The output should be identical to the entries that follow.

Information shown:
# # # #

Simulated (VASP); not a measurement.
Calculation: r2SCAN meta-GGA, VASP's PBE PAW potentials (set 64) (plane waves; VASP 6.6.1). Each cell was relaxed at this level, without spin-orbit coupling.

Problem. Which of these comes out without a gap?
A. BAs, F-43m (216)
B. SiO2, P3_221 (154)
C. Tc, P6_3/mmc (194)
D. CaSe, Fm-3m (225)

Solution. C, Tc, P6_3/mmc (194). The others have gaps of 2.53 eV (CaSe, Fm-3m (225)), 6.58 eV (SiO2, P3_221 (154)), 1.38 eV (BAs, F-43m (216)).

# # # #

Problem solution:
Simulated (VASP); not a measurement.
Calculation: r2SCAN meta-GGA, VASP's PBE PAW potentials (set 64) (plane waves; VASP 6.6.1). Each cell was relaxed at this level, without spin-orbit coupling.

Problem. Which of these comes out without a gap?
A. BAs, F-43m (216)
B. SiO2, P3_221 (154)
C. Tc, P6_3/mmc (194)
D. CaSe, Fm-3m (225)

Solution. C, Tc, P6_3/mmc (194). The others have gaps of 2.53 eV (CaSe, Fm-3m (225)), 6.58 eV (SiO2, P3_221 (154)), 1.38 eV (BAs, F-43m (216)).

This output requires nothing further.